■ **WORK ITEM**
Take the data below. Output it exactly from its first line through the line containing "Q: Where does the relaxation end?".

■ **RECORDED INFORMATION**
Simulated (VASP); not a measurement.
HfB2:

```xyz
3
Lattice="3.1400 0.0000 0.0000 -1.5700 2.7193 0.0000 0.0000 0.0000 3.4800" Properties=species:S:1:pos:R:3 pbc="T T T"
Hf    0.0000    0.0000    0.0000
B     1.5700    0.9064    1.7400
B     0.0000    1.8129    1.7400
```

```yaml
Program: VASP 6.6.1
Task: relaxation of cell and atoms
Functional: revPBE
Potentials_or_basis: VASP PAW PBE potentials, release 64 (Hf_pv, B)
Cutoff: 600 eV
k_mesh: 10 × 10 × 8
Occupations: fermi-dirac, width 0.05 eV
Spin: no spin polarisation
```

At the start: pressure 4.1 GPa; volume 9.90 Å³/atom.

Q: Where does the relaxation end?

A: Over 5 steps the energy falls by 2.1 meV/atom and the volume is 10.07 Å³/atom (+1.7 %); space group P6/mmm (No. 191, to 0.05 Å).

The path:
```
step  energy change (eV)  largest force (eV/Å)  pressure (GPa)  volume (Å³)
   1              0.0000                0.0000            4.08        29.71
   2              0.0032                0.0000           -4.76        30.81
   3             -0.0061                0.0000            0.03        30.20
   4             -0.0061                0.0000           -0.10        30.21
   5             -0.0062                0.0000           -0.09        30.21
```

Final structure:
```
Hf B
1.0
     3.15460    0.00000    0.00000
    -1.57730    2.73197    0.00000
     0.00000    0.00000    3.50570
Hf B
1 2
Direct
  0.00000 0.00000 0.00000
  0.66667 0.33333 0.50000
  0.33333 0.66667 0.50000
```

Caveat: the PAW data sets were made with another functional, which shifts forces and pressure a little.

■ **TASK OUTPUT**
Simulated (VASP); not a measurement.
HfB2:

```xyz
3
Lattice="3.1400 0.0000 0.0000 -1.5700 2.7193 0.0000 0.0000 0.0000 3.4800" Properties=species:S:1:pos:R:3 pbc="T T T"
Hf    0.0000    0.0000    0.0000
B     1.5700    0.9064    1.7400
B     0.0000    1.8129    1.7400
```

```yaml
Program: VASP 6.6.1
Task: relaxation of cell and atoms
Functional: revPBE
Potentials_or_basis: VASP PAW PBE potentials, release 64 (Hf_pv, B)
Cutoff: 600 eV
k_mesh: 10 × 10 × 8
Occupations: fermi-dirac, width 0.05 eV
Spin: no spin polarisation
```

At the start: pressure 4.1 GPa; volume 9.90 Å³/atom.

Q: Where does the relaxation end?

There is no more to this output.